ACTION ITEM: When you return the entries, keep every word and mark exactly as it is.

=== Begin Enclosure ===
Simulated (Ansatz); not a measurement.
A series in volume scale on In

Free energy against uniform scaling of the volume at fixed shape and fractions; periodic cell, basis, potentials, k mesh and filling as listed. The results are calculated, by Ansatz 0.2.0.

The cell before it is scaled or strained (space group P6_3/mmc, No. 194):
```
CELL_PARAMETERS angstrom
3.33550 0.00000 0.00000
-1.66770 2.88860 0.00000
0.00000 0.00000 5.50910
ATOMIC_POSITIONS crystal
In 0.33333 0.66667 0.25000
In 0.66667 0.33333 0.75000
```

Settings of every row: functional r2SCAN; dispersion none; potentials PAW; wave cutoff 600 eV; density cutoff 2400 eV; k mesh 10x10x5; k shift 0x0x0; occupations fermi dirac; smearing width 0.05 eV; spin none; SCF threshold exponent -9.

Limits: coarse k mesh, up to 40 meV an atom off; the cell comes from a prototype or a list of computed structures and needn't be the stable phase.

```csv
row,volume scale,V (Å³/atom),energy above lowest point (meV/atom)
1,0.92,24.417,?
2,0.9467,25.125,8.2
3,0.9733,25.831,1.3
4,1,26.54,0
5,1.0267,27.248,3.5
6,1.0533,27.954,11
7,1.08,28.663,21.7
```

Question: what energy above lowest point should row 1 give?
=== End Enclosure ===

SOLUTION:
Simulated (Ansatz); not a measurement.
A series in volume scale on In

Free energy against uniform scaling of the volume at fixed shape and fractions; periodic cell, basis, potentials, k mesh and filling as listed. The results are calculated, by Ansatz 0.2.0.

The cell before it is scaled or strained (space group P6_3/mmc, No. 194):
```
CELL_PARAMETERS angstrom
3.33550 0.00000 0.00000
-1.66770 2.88860 0.00000
0.00000 0.00000 5.50910
ATOMIC_POSITIONS crystal
In 0.33333 0.66667 0.25000
In 0.66667 0.33333 0.75000
```

Settings of every row: functional r2SCAN; dispersion none; potentials PAW; wave cutoff 600 eV; density cutoff 2400 eV; k mesh 10x10x5; k shift 0x0x0; occupations fermi dirac; smearing width 0.05 eV; spin none; SCF threshold exponent -9.

Limits: coarse k mesh, up to 40 meV an atom off; the cell comes from a prototype or a list of computed structures and needn't be the stable phase.

```csv
row,volume scale,V (Å³/atom),energy above lowest point (meV/atom)
1,0.92,24.417,?
2,0.9467,25.125,8.2
3,0.9733,25.831,1.3
4,1,26.54,0
5,1.0267,27.248,3.5
6,1.0533,27.954,11
7,1.08,28.663,21.7
```

Question: what energy above lowest point should row 1 give?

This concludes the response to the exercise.